_Supplied material_
####################

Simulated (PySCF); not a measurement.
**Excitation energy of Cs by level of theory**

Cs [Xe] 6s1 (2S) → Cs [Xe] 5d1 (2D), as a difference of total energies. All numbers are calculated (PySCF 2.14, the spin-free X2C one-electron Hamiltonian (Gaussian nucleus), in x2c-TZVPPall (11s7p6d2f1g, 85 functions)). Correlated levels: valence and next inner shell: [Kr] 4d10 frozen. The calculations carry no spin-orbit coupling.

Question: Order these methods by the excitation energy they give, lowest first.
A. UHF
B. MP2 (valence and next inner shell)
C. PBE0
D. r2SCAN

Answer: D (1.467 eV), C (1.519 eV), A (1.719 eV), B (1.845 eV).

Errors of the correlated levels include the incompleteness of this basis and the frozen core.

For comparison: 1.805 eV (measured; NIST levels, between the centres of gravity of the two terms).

####################

Copy out precisely the lines from the line with "Answer: D (1.467" to the line with "Errors of the" in the material above, including those two lines and omitting all the rest.

Answer: D (1.467 eV), C (1.519 eV), A (1.719 eV), B (1.845 eV).

Errors of the correlated levels include the incompleteness of this basis and the frozen core.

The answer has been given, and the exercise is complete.